=-=-=

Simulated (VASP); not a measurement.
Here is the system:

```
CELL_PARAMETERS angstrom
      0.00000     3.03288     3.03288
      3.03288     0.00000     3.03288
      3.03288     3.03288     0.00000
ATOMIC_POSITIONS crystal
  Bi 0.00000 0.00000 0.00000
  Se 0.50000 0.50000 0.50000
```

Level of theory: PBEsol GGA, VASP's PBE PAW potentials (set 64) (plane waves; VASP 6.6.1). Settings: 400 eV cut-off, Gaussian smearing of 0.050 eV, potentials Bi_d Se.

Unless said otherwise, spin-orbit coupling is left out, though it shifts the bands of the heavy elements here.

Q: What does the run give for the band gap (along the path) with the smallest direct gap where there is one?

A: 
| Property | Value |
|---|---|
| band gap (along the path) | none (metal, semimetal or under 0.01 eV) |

=-=-=

Work item: All of the data, from the first line to the last, should be written out exactly.

Written solution:
Simulated (VASP); not a measurement.
Here is the system:

```
CELL_PARAMETERS angstrom
      0.00000     3.03288     3.03288
      3.03288     0.00000     3.03288
      3.03288     3.03288     0.00000
ATOMIC_POSITIONS crystal
  Bi 0.00000 0.00000 0.00000
  Se 0.50000 0.50000 0.50000
```

Level of theory: PBEsol GGA, VASP's PBE PAW potentials (set 64) (plane waves; VASP 6.6.1). Settings: 400 eV cut-off, Gaussian smearing of 0.050 eV, potentials Bi_d Se.

Unless said otherwise, spin-orbit coupling is left out, though it shifts the bands of the heavy elements here.

Q: What does the run give for the band gap (along the path) with the smallest direct gap where there is one?

A: 
| Property | Value |
|---|---|
| band gap (along the path) | none (metal, semimetal or under 0.01 eV) |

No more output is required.